- **Work task**: Starting at the line that has "An adiabatic, constant-volume" and stopping after the line that has "Detailed kinetics in", reproduce the listing below exactly; omit everything else.

--- START ---
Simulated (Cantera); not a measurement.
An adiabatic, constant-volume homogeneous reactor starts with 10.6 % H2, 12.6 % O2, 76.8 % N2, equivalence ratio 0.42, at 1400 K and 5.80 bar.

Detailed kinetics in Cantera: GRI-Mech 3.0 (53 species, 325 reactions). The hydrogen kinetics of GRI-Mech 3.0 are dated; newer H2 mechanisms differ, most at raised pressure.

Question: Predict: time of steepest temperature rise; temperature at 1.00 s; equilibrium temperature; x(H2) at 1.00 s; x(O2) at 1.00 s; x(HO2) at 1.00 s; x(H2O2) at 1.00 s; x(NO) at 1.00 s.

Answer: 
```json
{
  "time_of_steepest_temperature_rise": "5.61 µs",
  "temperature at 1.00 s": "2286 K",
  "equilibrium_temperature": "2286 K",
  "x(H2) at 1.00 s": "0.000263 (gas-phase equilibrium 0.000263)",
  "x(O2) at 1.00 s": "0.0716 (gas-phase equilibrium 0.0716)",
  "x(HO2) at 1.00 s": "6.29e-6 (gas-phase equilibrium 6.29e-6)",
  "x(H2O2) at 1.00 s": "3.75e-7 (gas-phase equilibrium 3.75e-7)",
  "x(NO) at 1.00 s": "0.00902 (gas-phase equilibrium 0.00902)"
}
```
--- END ---

- **Written reply**:
An adiabatic, constant-volume homogeneous reactor starts with 10.6 % H2, 12.6 % O2, 76.8 % N2, equivalence ratio 0.42, at 1400 K and 5.80 bar.

Detailed kinetics in Cantera: GRI-Mech 3.0 (53 species, 325 reactions). The hydrogen kinetics of GRI-Mech 3.0 are dated; newer H2 mechanisms differ, most at raised pressure.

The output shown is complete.